Please copy exactly the lines from the top of the data through the line containing "1.32 | 1.66 |", and nothing else.

##########
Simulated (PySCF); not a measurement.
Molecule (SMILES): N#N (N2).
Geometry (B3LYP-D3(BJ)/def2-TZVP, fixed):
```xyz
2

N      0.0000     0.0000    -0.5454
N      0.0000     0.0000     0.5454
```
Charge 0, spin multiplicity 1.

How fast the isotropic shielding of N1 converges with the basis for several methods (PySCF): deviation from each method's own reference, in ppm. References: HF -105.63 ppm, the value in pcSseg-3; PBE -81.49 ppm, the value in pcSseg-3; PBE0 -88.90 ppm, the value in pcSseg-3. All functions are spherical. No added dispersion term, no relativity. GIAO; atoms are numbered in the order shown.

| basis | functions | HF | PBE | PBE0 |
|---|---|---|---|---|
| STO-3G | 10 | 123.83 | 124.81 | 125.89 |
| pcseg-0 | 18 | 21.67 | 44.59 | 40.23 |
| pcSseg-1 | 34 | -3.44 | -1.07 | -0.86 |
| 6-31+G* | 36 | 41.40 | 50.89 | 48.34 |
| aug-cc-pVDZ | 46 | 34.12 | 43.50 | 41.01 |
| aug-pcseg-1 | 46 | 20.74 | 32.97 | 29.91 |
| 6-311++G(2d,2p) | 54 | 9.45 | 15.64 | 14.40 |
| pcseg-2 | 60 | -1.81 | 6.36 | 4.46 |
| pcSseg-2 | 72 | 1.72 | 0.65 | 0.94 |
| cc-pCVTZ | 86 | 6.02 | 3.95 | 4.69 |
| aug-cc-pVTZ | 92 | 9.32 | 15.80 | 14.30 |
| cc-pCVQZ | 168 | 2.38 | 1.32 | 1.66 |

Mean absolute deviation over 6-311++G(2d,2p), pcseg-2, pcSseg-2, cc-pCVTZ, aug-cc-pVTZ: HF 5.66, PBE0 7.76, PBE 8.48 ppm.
##########

WORKED SOLUTION -
Simulated (PySCF); not a measurement.
Molecule (SMILES): N#N (N2).
Geometry (B3LYP-D3(BJ)/def2-TZVP, fixed):
```xyz
2

N      0.0000     0.0000    -0.5454
N      0.0000     0.0000     0.5454
```
Charge 0, spin multiplicity 1.

How fast the isotropic shielding of N1 converges with the basis for several methods (PySCF): deviation from each method's own reference, in ppm. References: HF -105.63 ppm, the value in pcSseg-3; PBE -81.49 ppm, the value in pcSseg-3; PBE0 -88.90 ppm, the value in pcSseg-3. All functions are spherical. No added dispersion term, no relativity. GIAO; atoms are numbered in the order shown.

| basis | functions | HF | PBE | PBE0 |
|---|---|---|---|---|
| STO-3G | 10 | 123.83 | 124.81 | 125.89 |
| pcseg-0 | 18 | 21.67 | 44.59 | 40.23 |
| pcSseg-1 | 34 | -3.44 | -1.07 | -0.86 |
| 6-31+G* | 36 | 41.40 | 50.89 | 48.34 |
| aug-cc-pVDZ | 46 | 34.12 | 43.50 | 41.01 |
| aug-pcseg-1 | 46 | 20.74 | 32.97 | 29.91 |
| 6-311++G(2d,2p) | 54 | 9.45 | 15.64 | 14.40 |
| pcseg-2 | 60 | -1.81 | 6.36 | 4.46 |
| pcSseg-2 | 72 | 1.72 | 0.65 | 0.94 |
| cc-pCVTZ | 86 | 6.02 | 3.95 | 4.69 |
| aug-cc-pVTZ | 92 | 9.32 | 15.80 | 14.30 |
| cc-pCVQZ | 168 | 2.38 | 1.32 | 1.66 |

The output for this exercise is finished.